↓↓↓

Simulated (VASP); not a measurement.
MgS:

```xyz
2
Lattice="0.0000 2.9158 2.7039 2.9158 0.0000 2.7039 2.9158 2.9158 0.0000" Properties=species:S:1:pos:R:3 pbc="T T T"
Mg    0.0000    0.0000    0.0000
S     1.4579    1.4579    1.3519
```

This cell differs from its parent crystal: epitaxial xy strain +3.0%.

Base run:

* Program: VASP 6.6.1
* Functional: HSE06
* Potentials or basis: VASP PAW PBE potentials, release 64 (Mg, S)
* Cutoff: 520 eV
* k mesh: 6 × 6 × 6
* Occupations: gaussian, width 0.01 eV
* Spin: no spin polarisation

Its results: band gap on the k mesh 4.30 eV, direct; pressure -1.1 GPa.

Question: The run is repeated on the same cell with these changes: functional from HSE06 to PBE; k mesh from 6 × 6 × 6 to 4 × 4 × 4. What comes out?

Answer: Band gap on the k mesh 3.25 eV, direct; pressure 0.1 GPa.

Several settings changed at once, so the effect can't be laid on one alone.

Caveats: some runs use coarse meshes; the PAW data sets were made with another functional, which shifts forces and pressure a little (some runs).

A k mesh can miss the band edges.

↑↑↑

§ **Work item**: Would you quote everything above from the line containing "Answer: Band gap" down to the line containing "Caveats: some runs"? Include both of those lines and nothing else.

§ **Task answer**:
Answer: Band gap on the k mesh 3.25 eV, direct; pressure 0.1 GPa.

Several settings changed at once, so the effect can't be laid on one alone.

Caveats: some runs use coarse meshes; the PAW data sets were made with another functional, which shifts forces and pressure a little (some runs).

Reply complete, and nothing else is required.